☆ ☆ ☆ ☆
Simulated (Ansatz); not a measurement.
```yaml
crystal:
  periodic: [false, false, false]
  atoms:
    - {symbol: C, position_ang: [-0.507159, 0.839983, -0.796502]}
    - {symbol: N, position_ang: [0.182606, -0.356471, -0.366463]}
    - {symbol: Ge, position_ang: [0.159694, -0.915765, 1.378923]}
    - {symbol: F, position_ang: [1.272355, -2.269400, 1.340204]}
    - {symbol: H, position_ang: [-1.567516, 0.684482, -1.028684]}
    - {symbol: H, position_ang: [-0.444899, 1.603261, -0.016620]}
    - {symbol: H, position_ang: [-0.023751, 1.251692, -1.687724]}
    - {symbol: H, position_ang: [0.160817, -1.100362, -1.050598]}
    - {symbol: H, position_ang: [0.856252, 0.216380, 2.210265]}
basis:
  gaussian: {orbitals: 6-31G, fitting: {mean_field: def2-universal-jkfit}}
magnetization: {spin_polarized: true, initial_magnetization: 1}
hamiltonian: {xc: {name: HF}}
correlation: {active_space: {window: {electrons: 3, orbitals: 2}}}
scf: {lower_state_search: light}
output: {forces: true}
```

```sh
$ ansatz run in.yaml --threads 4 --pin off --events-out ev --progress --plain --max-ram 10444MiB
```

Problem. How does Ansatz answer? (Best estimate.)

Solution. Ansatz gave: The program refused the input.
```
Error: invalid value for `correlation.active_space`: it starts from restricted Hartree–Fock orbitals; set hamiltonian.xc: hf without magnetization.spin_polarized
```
☆ ☆ ☆ ☆

WORK ORDER: Would you please reproduce the entries above word for word?

WRITTEN SOLUTION:
Simulated (Ansatz); not a measurement.
```yaml
crystal:
  periodic: [false, false, false]
  atoms:
    - {symbol: C, position_ang: [-0.507159, 0.839983, -0.796502]}
    - {symbol: N, position_ang: [0.182606, -0.356471, -0.366463]}
    - {symbol: Ge, position_ang: [0.159694, -0.915765, 1.378923]}
    - {symbol: F, position_ang: [1.272355, -2.269400, 1.340204]}
    - {symbol: H, position_ang: [-1.567516, 0.684482, -1.028684]}
    - {symbol: H, position_ang: [-0.444899, 1.603261, -0.016620]}
    - {symbol: H, position_ang: [-0.023751, 1.251692, -1.687724]}
    - {symbol: H, position_ang: [0.160817, -1.100362, -1.050598]}
    - {symbol: H, position_ang: [0.856252, 0.216380, 2.210265]}
basis:
  gaussian: {orbitals: 6-31G, fitting: {mean_field: def2-universal-jkfit}}
magnetization: {spin_polarized: true, initial_magnetization: 1}
hamiltonian: {xc: {name: HF}}
correlation: {active_space: {window: {electrons: 3, orbitals: 2}}}
scf: {lower_state_search: light}
output: {forces: true}
```

```sh
$ ansatz run in.yaml --threads 4 --pin off --events-out ev --progress --plain --max-ram 10444MiB
```

Problem. How does Ansatz answer? (Best estimate.)

Solution. Ansatz gave: The program refused the input.
```
Error: invalid value for `correlation.active_space`: it starts from restricted Hartree–Fock orbitals; set hamiltonian.xc: hf without magnetization.spin_polarized
```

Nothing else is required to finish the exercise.